▸ Work order
Below are records; quote them exactly from the first line through the line that contains "A closed system".

▸ Extracted information
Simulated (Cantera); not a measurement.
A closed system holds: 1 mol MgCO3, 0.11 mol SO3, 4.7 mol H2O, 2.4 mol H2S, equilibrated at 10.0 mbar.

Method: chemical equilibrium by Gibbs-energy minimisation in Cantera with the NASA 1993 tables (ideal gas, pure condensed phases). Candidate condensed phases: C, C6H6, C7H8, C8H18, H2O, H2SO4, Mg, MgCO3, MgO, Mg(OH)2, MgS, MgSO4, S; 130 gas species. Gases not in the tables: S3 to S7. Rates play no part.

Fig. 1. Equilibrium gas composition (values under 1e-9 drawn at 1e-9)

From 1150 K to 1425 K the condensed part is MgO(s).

▸ Task result
Simulated (Cantera); not a measurement.
A closed system holds: 1 mol MgCO3, 0.11 mol SO3, 4.7 mol H2O, 2.4 mol H2S, equilibrated at 10.0 mbar.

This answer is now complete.